• [ASSIGNMENT]:
Copy the records out again in full, keeping them identical.

################

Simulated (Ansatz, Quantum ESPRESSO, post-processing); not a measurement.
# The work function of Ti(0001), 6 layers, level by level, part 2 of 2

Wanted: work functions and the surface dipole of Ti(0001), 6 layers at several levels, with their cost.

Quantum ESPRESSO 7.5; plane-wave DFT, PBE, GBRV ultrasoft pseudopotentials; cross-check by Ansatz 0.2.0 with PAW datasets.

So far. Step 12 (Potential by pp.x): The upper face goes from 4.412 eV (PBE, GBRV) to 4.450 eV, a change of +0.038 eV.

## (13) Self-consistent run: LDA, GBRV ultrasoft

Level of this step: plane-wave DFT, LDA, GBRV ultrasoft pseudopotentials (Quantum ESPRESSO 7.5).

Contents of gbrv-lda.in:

################

• [WRITTEN ANSWER]:
Simulated (Ansatz, Quantum ESPRESSO, post-processing); not a measurement.
# The work function of Ti(0001), 6 layers, level by level, part 2 of 2

Wanted: work functions and the surface dipole of Ti(0001), 6 layers at several levels, with their cost.

Quantum ESPRESSO 7.5; plane-wave DFT, PBE, GBRV ultrasoft pseudopotentials; cross-check by Ansatz 0.2.0 with PAW datasets.

So far. Step 12 (Potential by pp.x): The upper face goes from 4.412 eV (PBE, GBRV) to 4.450 eV, a change of +0.038 eV.

## (13) Self-consistent run: LDA, GBRV ultrasoft

Level of this step: plane-wave DFT, LDA, GBRV ultrasoft pseudopotentials (Quantum ESPRESSO 7.5).

Contents of gbrv-lda.in:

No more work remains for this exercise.